## Task item
Reproduce, character for character, the entries from their opening line through the line with "Hartree–Fock: 2.19000 +".

===== Extracted material
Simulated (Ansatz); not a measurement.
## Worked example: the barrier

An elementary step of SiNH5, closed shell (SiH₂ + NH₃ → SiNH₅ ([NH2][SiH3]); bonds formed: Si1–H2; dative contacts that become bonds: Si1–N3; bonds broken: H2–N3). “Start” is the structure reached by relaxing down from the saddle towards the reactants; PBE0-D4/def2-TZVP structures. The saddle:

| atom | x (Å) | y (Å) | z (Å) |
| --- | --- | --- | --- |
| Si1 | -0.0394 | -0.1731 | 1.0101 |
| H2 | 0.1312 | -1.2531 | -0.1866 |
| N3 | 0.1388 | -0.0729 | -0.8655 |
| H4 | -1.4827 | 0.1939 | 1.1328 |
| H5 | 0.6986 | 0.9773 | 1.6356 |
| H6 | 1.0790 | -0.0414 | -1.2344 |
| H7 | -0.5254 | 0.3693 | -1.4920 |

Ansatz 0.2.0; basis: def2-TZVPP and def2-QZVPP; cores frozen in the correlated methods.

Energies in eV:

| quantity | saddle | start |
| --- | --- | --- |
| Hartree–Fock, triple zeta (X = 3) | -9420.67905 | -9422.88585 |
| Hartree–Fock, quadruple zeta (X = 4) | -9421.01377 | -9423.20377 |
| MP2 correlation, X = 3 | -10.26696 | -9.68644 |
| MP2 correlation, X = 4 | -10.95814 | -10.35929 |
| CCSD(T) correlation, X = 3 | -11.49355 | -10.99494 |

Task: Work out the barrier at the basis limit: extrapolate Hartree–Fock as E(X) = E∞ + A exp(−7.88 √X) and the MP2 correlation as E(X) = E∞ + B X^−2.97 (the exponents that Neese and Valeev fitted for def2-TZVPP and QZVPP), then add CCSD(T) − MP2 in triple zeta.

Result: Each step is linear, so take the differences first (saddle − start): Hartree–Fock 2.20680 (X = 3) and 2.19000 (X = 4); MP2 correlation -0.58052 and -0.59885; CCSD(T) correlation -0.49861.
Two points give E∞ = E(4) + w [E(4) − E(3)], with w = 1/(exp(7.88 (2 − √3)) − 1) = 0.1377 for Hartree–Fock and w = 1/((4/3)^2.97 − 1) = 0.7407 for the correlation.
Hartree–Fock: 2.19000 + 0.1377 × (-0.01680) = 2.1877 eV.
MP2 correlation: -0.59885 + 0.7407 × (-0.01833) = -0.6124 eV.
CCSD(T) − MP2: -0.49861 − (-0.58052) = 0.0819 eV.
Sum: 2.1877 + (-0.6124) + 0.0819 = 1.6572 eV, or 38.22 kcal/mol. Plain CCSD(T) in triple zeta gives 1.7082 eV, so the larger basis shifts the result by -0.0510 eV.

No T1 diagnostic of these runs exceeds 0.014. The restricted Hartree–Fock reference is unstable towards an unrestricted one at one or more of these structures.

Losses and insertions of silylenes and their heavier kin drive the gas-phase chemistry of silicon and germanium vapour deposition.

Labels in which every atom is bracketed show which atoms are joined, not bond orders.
==========

## Answer box
Simulated (Ansatz); not a measurement.
## Worked example: the barrier

An elementary step of SiNH5, closed shell (SiH₂ + NH₃ → SiNH₅ ([NH2][SiH3]); bonds formed: Si1–H2; dative contacts that become bonds: Si1–N3; bonds broken: H2–N3). “Start” is the structure reached by relaxing down from the saddle towards the reactants; PBE0-D4/def2-TZVP structures. The saddle:

| atom | x (Å) | y (Å) | z (Å) |
| --- | --- | --- | --- |
| Si1 | -0.0394 | -0.1731 | 1.0101 |
| H2 | 0.1312 | -1.2531 | -0.1866 |
| N3 | 0.1388 | -0.0729 | -0.8655 |
| H4 | -1.4827 | 0.1939 | 1.1328 |
| H5 | 0.6986 | 0.9773 | 1.6356 |
| H6 | 1.0790 | -0.0414 | -1.2344 |
| H7 | -0.5254 | 0.3693 | -1.4920 |

Ansatz 0.2.0; basis: def2-TZVPP and def2-QZVPP; cores frozen in the correlated methods.

Energies in eV:

| quantity | saddle | start |
| --- | --- | --- |
| Hartree–Fock, triple zeta (X = 3) | -9420.67905 | -9422.88585 |
| Hartree–Fock, quadruple zeta (X = 4) | -9421.01377 | -9423.20377 |
| MP2 correlation, X = 3 | -10.26696 | -9.68644 |
| MP2 correlation, X = 4 | -10.95814 | -10.35929 |
| CCSD(T) correlation, X = 3 | -11.49355 | -10.99494 |

Task: Work out the barrier at the basis limit: extrapolate Hartree–Fock as E(X) = E∞ + A exp(−7.88 √X) and the MP2 correlation as E(X) = E∞ + B X^−2.97 (the exponents that Neese and Valeev fitted for def2-TZVPP and QZVPP), then add CCSD(T) − MP2 in triple zeta.

Result: Each step is linear, so take the differences first (saddle − start): Hartree–Fock 2.20680 (X = 3) and 2.19000 (X = 4); MP2 correlation -0.58052 and -0.59885; CCSD(T) correlation -0.49861.
Two points give E∞ = E(4) + w [E(4) − E(3)], with w = 1/(exp(7.88 (2 − √3)) − 1) = 0.1377 for Hartree–Fock and w = 1/((4/3)^2.97 − 1) = 0.7407 for the correlation.
Hartree–Fock: 2.19000 + 0.1377 × (-0.01680) = 2.1877 eV.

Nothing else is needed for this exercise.